Stored data —
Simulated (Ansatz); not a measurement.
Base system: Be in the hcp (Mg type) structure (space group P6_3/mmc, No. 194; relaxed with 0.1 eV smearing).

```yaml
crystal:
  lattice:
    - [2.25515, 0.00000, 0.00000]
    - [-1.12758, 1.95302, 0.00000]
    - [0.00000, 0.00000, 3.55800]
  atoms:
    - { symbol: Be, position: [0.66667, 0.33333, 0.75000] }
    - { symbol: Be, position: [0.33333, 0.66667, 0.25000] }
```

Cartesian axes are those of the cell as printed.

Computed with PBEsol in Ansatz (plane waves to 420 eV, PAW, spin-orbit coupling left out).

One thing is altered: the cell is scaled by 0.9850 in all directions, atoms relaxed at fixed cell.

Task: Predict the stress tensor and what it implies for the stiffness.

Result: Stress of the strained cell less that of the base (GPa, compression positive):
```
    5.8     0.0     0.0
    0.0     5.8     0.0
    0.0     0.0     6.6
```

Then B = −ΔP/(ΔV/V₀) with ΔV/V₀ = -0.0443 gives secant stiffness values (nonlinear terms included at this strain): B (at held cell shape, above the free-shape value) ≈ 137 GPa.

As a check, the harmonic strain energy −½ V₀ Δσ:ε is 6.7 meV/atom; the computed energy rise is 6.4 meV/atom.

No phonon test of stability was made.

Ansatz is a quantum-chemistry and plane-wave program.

Exercise — Take the entries above and repeat them verbatim.

Written solution —
Simulated (Ansatz); not a measurement.
Base system: Be in the hcp (Mg type) structure (space group P6_3/mmc, No. 194; relaxed with 0.1 eV smearing).

```yaml
crystal:
  lattice:
    - [2.25515, 0.00000, 0.00000]
    - [-1.12758, 1.95302, 0.00000]
    - [0.00000, 0.00000, 3.55800]
  atoms:
    - { symbol: Be, position: [0.66667, 0.33333, 0.75000] }
    - { symbol: Be, position: [0.33333, 0.66667, 0.25000] }
```

Cartesian axes are those of the cell as printed.

Computed with PBEsol in Ansatz (plane waves to 420 eV, PAW, spin-orbit coupling left out).

One thing is altered: the cell is scaled by 0.9850 in all directions, atoms relaxed at fixed cell.

Task: Predict the stress tensor and what it implies for the stiffness.

Result: Stress of the strained cell less that of the base (GPa, compression positive):
```
    5.8     0.0     0.0
    0.0     5.8     0.0
    0.0     0.0     6.6
```

Then B = −ΔP/(ΔV/V₀) with ΔV/V₀ = -0.0443 gives secant stiffness values (nonlinear terms included at this strain): B (at held cell shape, above the free-shape value) ≈ 137 GPa.

As a check, the harmonic strain energy −½ V₀ Δσ:ε is 6.7 meV/atom; the computed energy rise is 6.4 meV/atom.

No phonon test of stability was made.

Ansatz is a quantum-chemistry and plane-wave program.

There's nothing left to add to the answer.